### [Work order]
Give back the entries exactly, ending with the "Ru²⁺: L-alpha,beta X-ray emission" line.

### [Excerpted data]
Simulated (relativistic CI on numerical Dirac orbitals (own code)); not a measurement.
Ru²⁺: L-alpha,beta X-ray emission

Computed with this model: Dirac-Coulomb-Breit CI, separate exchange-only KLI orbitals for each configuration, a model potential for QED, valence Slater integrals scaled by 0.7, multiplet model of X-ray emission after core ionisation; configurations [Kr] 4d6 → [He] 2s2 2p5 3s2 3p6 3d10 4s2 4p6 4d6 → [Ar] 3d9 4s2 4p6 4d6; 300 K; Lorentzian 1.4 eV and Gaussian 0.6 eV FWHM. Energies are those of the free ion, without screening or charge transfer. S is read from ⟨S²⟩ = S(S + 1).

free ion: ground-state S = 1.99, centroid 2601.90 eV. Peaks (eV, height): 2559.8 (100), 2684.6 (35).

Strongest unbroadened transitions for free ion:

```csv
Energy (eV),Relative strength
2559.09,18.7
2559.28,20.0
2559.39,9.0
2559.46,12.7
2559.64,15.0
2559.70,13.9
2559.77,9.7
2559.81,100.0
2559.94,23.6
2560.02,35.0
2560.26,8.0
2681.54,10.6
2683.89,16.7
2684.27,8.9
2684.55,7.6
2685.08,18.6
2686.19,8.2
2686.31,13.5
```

### [Task answer]
Simulated (relativistic CI on numerical Dirac orbitals (own code)); not a measurement.
Ru²⁺: L-alpha,beta X-ray emission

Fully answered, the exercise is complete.